Requirement
Reproduce only the lines of the material below that start at the line containing "Cutoff | 600 eV |" and stop at the line containing "the relaxation end?". Keep both end lines.

==========

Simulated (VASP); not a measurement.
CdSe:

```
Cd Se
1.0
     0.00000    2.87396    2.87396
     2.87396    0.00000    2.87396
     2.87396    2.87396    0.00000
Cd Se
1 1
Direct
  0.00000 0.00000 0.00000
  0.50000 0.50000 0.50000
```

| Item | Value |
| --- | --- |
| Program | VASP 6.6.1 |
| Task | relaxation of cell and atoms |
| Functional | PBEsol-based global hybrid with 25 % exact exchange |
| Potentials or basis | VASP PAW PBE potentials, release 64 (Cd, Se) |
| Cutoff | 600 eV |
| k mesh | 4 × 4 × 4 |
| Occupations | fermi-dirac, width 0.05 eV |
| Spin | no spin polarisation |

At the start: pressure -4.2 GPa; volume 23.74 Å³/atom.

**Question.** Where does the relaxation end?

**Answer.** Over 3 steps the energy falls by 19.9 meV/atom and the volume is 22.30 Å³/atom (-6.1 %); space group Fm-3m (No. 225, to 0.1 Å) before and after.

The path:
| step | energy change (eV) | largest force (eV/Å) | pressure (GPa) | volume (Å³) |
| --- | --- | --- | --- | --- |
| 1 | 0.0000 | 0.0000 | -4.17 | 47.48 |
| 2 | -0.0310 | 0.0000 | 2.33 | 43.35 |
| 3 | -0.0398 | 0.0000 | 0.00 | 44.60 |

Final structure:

==========

Task result
| Cutoff | 600 eV |
| k mesh | 4 × 4 × 4 |
| Occupations | fermi-dirac, width 0.05 eV |
| Spin | no spin polarisation |

At the start: pressure -4.2 GPa; volume 23.74 Å³/atom.

**Question.** Where does the relaxation end?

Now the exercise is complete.